:: Required action ::
From the first line to the last, print the data exactly as written.

※
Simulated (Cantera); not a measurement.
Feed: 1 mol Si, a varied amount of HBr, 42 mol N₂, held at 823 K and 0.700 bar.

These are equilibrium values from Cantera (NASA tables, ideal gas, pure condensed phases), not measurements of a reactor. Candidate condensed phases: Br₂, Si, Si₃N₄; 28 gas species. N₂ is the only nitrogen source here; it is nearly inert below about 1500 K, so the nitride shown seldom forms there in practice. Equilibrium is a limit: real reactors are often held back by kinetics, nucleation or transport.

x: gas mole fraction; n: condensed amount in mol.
※

:: Expected answer ::
Simulated (Cantera); not a measurement.
Feed: 1 mol Si, a varied amount of HBr, 42 mol N₂, held at 823 K and 0.700 bar.

These are equilibrium values from Cantera (NASA tables, ideal gas, pure condensed phases), not measurements of a reactor. Candidate condensed phases: Br₂, Si, Si₃N₄; 28 gas species. N₂ is the only nitrogen source here; it is nearly inert below about 1500 K, so the nitride shown seldom forms there in practice. Equilibrium is a limit: real reactors are often held back by kinetics, nucleation or transport.

x: gas mole fraction; n: condensed amount in mol.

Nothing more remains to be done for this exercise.